________________

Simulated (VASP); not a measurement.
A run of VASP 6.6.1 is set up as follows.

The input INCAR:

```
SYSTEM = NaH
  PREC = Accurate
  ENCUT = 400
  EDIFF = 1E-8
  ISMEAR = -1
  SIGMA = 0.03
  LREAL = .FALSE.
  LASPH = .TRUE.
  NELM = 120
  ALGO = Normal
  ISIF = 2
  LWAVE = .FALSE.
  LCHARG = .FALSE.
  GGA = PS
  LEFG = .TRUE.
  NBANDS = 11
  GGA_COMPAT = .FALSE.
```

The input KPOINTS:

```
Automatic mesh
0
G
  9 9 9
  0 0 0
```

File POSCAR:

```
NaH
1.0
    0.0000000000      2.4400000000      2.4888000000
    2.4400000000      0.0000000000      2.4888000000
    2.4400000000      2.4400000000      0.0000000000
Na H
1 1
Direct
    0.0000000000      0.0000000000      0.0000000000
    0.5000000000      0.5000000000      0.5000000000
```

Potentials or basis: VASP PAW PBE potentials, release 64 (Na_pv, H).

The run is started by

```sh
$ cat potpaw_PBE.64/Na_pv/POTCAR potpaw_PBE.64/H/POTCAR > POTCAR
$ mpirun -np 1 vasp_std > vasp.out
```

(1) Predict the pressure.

________________

• BRIEF: Print each line of the data exactly. Keep all of it.

• ANSWER AREA:
Simulated (VASP); not a measurement.
A run of VASP 6.6.1 is set up as follows.

The input INCAR:

```
SYSTEM = NaH
  PREC = Accurate
  ENCUT = 400
  EDIFF = 1E-8
  ISMEAR = -1
  SIGMA = 0.03
  LREAL = .FALSE.
  LASPH = .TRUE.
  NELM = 120
  ALGO = Normal
  ISIF = 2
  LWAVE = .FALSE.
  LCHARG = .FALSE.
  GGA = PS
  LEFG = .TRUE.
  NBANDS = 11
  GGA_COMPAT = .FALSE.
```

The input KPOINTS:

```
Automatic mesh
0
G
  9 9 9
  0 0 0
```

File POSCAR:

```
NaH
1.0
    0.0000000000      2.4400000000      2.4888000000
    2.4400000000      0.0000000000      2.4888000000
    2.4400000000      2.4400000000      0.0000000000
Na H
1 1
Direct
    0.0000000000      0.0000000000      0.0000000000
    0.5000000000      0.5000000000      0.5000000000
```

Potentials or basis: VASP PAW PBE potentials, release 64 (Na_pv, H).

The run is started by

```sh
$ cat potpaw_PBE.64/Na_pv/POTCAR potpaw_PBE.64/H/POTCAR > POTCAR
$ mpirun -np 1 vasp_std > vasp.out
```

(1) Predict the pressure.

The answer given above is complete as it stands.